* **Brief**
Copy the data exactly from the line that contains "The slice is" through the line that contains "Calculation: r2SCAN (plane", keeping both end lines and leaving out everything else.

* **Information given**
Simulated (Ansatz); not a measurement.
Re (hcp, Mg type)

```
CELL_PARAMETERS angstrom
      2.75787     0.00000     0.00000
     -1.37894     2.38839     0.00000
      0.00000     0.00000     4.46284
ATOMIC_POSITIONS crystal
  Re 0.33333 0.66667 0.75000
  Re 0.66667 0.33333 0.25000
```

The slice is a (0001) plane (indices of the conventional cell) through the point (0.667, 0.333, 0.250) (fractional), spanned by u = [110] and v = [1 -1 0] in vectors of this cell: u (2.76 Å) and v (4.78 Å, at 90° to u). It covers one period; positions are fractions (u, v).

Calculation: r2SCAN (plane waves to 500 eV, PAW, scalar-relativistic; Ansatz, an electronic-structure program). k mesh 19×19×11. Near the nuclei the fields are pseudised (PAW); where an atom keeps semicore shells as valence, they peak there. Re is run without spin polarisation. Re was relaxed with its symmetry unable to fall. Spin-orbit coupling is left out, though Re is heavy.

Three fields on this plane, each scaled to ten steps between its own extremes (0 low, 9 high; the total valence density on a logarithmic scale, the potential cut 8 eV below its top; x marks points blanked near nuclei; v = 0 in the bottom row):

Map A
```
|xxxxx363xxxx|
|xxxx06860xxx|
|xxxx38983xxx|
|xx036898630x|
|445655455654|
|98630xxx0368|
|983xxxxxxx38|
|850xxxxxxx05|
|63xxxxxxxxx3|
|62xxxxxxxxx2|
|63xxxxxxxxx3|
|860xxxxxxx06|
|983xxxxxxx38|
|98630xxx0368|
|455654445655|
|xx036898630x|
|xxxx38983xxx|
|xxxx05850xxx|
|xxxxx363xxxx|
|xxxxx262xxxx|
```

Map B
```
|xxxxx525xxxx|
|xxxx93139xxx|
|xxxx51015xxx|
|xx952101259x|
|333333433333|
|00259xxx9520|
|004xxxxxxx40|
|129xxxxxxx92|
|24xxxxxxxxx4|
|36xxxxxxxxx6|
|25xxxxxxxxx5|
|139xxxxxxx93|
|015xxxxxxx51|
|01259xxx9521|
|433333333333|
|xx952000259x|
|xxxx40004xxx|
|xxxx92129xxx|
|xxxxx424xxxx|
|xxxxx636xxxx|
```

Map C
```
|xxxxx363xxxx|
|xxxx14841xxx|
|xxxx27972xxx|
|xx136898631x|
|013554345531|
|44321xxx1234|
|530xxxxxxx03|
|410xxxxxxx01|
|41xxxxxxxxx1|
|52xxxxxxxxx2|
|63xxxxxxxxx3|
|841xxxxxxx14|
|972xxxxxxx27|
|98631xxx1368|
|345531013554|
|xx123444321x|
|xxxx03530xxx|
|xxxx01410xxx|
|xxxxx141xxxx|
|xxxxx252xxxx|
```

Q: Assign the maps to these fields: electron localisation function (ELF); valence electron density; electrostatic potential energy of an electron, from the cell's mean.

* **Answer box**
The slice is a (0001) plane (indices of the conventional cell) through the point (0.667, 0.333, 0.250) (fractional), spanned by u = [110] and v = [1 -1 0] in vectors of this cell: u (2.76 Å) and v (4.78 Å, at 90° to u). It covers one period; positions are fractions (u, v).

Calculation: r2SCAN (plane waves to 500 eV, PAW, scalar-relativistic; Ansatz, an electronic-structure program). k mesh 19×19×11. Near the nuclei the fields are pseudised (PAW); where an atom keeps semicore shells as valence, they peak there. Re is run without spin polarisation. Re was relaxed with its symmetry unable to fall. Spin-orbit coupling is left out, though Re is heavy.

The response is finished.